Brief>
Every entry must be copied word for word.

Recorded information>
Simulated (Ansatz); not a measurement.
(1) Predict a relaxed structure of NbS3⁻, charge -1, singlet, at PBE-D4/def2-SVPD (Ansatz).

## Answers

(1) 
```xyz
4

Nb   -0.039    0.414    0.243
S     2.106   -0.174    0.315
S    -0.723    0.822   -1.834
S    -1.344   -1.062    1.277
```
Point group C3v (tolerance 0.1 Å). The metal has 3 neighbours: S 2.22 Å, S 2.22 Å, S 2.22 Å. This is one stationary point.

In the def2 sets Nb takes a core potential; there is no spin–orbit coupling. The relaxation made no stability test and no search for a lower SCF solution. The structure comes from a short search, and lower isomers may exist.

Exercise result>
Simulated (Ansatz); not a measurement.
(1) Predict a relaxed structure of NbS3⁻, charge -1, singlet, at PBE-D4/def2-SVPD (Ansatz).

## Answers

(1) 
```xyz
4

Nb   -0.039    0.414    0.243
S     2.106   -0.174    0.315
S    -0.723    0.822   -1.834
S    -1.344   -1.062    1.277
```
Point group C3v (tolerance 0.1 Å). The metal has 3 neighbours: S 2.22 Å, S 2.22 Å, S 2.22 Å. This is one stationary point.

In the def2 sets Nb takes a core potential; there is no spin–orbit coupling. The relaxation made no stability test and no search for a lower SCF solution. The structure comes from a short search, and lower isomers may exist.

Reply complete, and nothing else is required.